> **EXTRACTED INFORMATION**
--------------------------------------------------
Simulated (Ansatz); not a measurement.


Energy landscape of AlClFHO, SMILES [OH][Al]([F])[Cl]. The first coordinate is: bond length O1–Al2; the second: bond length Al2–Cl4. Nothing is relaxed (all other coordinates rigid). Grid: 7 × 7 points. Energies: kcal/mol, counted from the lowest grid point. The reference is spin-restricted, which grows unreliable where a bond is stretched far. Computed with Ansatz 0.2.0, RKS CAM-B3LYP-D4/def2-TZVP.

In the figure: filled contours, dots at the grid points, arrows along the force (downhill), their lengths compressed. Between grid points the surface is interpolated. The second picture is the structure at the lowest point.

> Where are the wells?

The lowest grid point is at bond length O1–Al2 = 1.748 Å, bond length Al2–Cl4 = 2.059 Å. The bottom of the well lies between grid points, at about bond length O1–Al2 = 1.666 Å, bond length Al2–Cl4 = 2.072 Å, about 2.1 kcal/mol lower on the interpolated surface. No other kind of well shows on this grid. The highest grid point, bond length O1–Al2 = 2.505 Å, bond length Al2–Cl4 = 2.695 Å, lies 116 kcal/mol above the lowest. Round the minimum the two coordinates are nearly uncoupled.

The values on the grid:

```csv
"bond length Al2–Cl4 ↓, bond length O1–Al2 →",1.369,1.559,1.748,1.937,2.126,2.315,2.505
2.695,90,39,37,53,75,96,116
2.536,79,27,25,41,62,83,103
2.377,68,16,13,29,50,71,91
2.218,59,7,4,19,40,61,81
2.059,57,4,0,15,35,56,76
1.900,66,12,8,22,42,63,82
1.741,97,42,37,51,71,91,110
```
--------------------------------------------------

> **WORK TASK**
Please return every line from the first one in the records above down to the line containing "Energy landscape of", including both, exactly as written and nothing more.

> **TASK ANSWER**
Simulated (Ansatz); not a measurement.


Energy landscape of AlClFHO, SMILES [OH][Al]([F])[Cl]. The first coordinate is: bond length O1–Al2; the second: bond length Al2–Cl4. Nothing is relaxed (all other coordinates rigid). Grid: 7 × 7 points. Energies: kcal/mol, counted from the lowest grid point. The reference is spin-restricted, which grows unreliable where a bond is stretched far. Computed with Ansatz 0.2.0, RKS CAM-B3LYP-D4/def2-TZVP.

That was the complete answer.